» ASSIGNMENT
Reproduce the opening lines of the records exactly, up to and including the line in which "The runs below" occurs.

» INFORMATION SUPPLIED

____________________

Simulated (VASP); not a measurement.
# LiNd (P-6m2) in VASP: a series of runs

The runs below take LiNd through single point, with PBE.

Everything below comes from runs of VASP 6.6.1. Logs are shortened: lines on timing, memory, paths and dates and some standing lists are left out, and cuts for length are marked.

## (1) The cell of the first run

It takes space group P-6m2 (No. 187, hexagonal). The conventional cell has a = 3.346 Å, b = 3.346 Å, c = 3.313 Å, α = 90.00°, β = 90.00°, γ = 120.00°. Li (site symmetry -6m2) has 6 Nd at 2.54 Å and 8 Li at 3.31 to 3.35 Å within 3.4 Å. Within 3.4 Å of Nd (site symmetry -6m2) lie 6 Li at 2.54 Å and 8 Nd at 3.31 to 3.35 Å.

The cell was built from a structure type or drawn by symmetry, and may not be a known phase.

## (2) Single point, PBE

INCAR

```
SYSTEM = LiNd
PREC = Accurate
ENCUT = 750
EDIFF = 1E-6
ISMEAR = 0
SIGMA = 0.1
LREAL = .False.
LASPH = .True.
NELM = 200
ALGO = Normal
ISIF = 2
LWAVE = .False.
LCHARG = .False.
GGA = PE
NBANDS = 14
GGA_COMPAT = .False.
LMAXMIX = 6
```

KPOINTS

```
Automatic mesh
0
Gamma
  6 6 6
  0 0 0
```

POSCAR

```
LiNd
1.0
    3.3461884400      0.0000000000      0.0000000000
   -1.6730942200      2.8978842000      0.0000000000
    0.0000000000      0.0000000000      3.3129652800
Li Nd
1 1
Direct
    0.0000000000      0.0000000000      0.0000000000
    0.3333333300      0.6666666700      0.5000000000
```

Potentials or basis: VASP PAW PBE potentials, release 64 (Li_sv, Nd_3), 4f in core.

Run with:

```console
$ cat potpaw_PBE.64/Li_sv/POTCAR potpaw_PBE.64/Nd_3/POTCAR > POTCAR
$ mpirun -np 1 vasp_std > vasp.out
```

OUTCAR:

____________________

» EXERCISE ANSWER
Simulated (VASP); not a measurement.
# LiNd (P-6m2) in VASP: a series of runs

The runs below take LiNd through single point, with PBE.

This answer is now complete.